------------------------------------------------
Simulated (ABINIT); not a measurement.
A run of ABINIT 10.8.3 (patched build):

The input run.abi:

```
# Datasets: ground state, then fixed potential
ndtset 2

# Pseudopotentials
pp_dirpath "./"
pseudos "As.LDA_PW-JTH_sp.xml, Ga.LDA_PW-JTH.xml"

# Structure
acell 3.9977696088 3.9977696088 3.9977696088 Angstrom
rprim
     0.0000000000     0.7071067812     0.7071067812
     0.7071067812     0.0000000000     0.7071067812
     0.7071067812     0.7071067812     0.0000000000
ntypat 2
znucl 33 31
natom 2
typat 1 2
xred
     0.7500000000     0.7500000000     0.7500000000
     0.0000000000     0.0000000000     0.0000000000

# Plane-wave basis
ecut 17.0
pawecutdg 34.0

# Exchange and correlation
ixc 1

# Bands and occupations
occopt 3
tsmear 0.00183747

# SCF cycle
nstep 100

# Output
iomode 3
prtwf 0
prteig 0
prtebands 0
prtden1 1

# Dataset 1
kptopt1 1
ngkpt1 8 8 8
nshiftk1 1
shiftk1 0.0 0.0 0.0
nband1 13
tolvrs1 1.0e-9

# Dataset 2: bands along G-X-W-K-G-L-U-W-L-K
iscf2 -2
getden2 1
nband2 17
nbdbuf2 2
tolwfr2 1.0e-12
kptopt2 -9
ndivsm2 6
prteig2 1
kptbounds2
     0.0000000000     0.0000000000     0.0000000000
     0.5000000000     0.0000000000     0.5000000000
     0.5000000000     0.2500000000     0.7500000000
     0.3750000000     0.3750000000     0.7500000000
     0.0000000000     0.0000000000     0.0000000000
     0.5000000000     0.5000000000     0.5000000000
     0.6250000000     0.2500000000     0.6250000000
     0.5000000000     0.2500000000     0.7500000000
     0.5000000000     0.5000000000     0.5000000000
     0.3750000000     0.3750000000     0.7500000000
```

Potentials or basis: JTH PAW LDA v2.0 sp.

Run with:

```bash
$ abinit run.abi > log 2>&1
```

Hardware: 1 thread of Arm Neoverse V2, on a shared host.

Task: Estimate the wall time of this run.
------------------------------------------------

#### ASSIGNMENT:
Only an exact copy of the lines from the beginning of the listing through the line with "Hardware: 1 thread", both included, belongs in the answer.

#### EXPECTED ANSWER:
Simulated (ABINIT); not a measurement.
A run of ABINIT 10.8.3 (patched build):

The input run.abi:

```
# Datasets: ground state, then fixed potential
ndtset 2

# Pseudopotentials
pp_dirpath "./"
pseudos "As.LDA_PW-JTH_sp.xml, Ga.LDA_PW-JTH.xml"

# Structure
acell 3.9977696088 3.9977696088 3.9977696088 Angstrom
rprim
     0.0000000000     0.7071067812     0.7071067812
     0.7071067812     0.0000000000     0.7071067812
     0.7071067812     0.7071067812     0.0000000000
ntypat 2
znucl 33 31
natom 2
typat 1 2
xred
     0.7500000000     0.7500000000     0.7500000000
     0.0000000000     0.0000000000     0.0000000000

# Plane-wave basis
ecut 17.0
pawecutdg 34.0

# Exchange and correlation
ixc 1

# Bands and occupations
occopt 3
tsmear 0.00183747

# SCF cycle
nstep 100

# Output
iomode 3
prtwf 0
prteig 0
prtebands 0
prtden1 1

# Dataset 1
kptopt1 1
ngkpt1 8 8 8
nshiftk1 1
shiftk1 0.0 0.0 0.0
nband1 13
tolvrs1 1.0e-9

# Dataset 2: bands along G-X-W-K-G-L-U-W-L-K
iscf2 -2
getden2 1
nband2 17
nbdbuf2 2
tolwfr2 1.0e-12
kptopt2 -9
ndivsm2 6
prteig2 1
kptbounds2
     0.0000000000     0.0000000000     0.0000000000
     0.5000000000     0.0000000000     0.5000000000
     0.5000000000     0.2500000000     0.7500000000
     0.3750000000     0.3750000000     0.7500000000
     0.0000000000     0.0000000000     0.0000000000
     0.5000000000     0.5000000000     0.5000000000
     0.6250000000     0.2500000000     0.6250000000
     0.5000000000     0.2500000000     0.7500000000
     0.5000000000     0.5000000000     0.5000000000
     0.3750000000     0.3750000000     0.7500000000
```

Potentials or basis: JTH PAW LDA v2.0 sp.

Run with:

```bash
$ abinit run.abi > log 2>&1
```

Hardware: 1 thread of Arm Neoverse V2, on a shared host.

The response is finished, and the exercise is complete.